» Record extracts:
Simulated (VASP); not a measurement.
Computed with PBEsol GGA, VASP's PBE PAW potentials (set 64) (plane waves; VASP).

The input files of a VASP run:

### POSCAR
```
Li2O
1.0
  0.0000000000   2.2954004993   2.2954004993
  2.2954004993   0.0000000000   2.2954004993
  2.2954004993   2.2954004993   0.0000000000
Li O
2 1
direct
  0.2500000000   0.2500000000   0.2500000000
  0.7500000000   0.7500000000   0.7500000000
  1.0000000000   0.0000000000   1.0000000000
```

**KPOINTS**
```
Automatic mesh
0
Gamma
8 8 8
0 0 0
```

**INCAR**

» Action item: Whatever appears in the material must be set down again, word for word.

» Your solution:
Simulated (VASP); not a measurement.
Computed with PBEsol GGA, VASP's PBE PAW potentials (set 64) (plane waves; VASP).

The input files of a VASP run:

### POSCAR
```
Li2O
1.0
  0.0000000000   2.2954004993   2.2954004993
  2.2954004993   0.0000000000   2.2954004993
  2.2954004993   2.2954004993   0.0000000000
Li O
2 1
direct
  0.2500000000   0.2500000000   0.2500000000
  0.7500000000   0.7500000000   0.7500000000
  1.0000000000   0.0000000000   1.0000000000
```

**KPOINTS**
```
Automatic mesh
0
Gamma
8 8 8
0 0 0
```

**INCAR**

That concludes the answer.